Exercise |
Nothing in the listing may change. Repeat all of it.

Data for analysis |
^^^^^^^^^^^^^^^^

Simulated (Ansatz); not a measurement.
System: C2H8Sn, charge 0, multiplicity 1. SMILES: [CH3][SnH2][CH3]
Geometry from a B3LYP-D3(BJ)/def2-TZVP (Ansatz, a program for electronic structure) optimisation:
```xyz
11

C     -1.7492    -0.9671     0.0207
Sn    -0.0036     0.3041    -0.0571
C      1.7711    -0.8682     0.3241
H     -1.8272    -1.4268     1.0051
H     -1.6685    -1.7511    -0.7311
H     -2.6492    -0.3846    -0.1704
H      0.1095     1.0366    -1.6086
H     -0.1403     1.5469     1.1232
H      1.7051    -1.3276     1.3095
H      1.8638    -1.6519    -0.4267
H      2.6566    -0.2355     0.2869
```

^^^^^^^^^^^^^^^^

Your solution |
Simulated (Ansatz); not a measurement.
System: C2H8Sn, charge 0, multiplicity 1. SMILES: [CH3][SnH2][CH3]
Geometry from a B3LYP-D3(BJ)/def2-TZVP (Ansatz, a program for electronic structure) optimisation:
```xyz
11

C     -1.7492    -0.9671     0.0207
Sn    -0.0036     0.3041    -0.0571
C      1.7711    -0.8682     0.3241
H     -1.8272    -1.4268     1.0051
H     -1.6685    -1.7511    -0.7311
H     -2.6492    -0.3846    -0.1704
H      0.1095     1.0366    -1.6086
H     -0.1403     1.5469     1.1232
H      1.7051    -1.3276     1.3095
H      1.8638    -1.6519    -0.4267
H      2.6566    -0.2355     0.2869
```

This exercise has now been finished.